──────────

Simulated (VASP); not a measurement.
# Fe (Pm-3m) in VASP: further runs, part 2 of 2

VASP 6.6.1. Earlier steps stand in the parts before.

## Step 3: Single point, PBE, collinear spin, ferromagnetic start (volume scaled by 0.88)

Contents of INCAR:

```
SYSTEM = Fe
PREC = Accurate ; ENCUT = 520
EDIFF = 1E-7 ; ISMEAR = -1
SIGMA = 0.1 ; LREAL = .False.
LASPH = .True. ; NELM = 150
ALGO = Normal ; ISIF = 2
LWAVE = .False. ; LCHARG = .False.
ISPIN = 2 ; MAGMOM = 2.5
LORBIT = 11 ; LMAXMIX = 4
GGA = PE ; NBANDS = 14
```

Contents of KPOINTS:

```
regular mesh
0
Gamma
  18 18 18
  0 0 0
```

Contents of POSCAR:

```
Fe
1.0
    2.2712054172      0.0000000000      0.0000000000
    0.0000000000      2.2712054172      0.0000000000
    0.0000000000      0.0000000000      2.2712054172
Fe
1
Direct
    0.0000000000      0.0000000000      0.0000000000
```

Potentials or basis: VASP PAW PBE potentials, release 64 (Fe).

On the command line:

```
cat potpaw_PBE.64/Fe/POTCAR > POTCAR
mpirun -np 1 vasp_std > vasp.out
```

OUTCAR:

──────────

* Required action: From the first line of the records through the line with "Potentials or basis: VASP", retype everything word for word, including both ends.

* Exercise result:
Simulated (VASP); not a measurement.
# Fe (Pm-3m) in VASP: further runs, part 2 of 2

VASP 6.6.1. Earlier steps stand in the parts before.

## Step 3: Single point, PBE, collinear spin, ferromagnetic start (volume scaled by 0.88)

Contents of INCAR:

```
SYSTEM = Fe
PREC = Accurate ; ENCUT = 520
EDIFF = 1E-7 ; ISMEAR = -1
SIGMA = 0.1 ; LREAL = .False.
LASPH = .True. ; NELM = 150
ALGO = Normal ; ISIF = 2
LWAVE = .False. ; LCHARG = .False.
ISPIN = 2 ; MAGMOM = 2.5
LORBIT = 11 ; LMAXMIX = 4
GGA = PE ; NBANDS = 14
```

Contents of KPOINTS:

```
regular mesh
0
Gamma
  18 18 18
  0 0 0
```

Contents of POSCAR:

```
Fe
1.0
    2.2712054172      0.0000000000      0.0000000000
    0.0000000000      2.2712054172      0.0000000000
    0.0000000000      0.0000000000      2.2712054172
Fe
1
Direct
    0.0000000000      0.0000000000      0.0000000000
```

Potentials or basis: VASP PAW PBE potentials, release 64 (Fe).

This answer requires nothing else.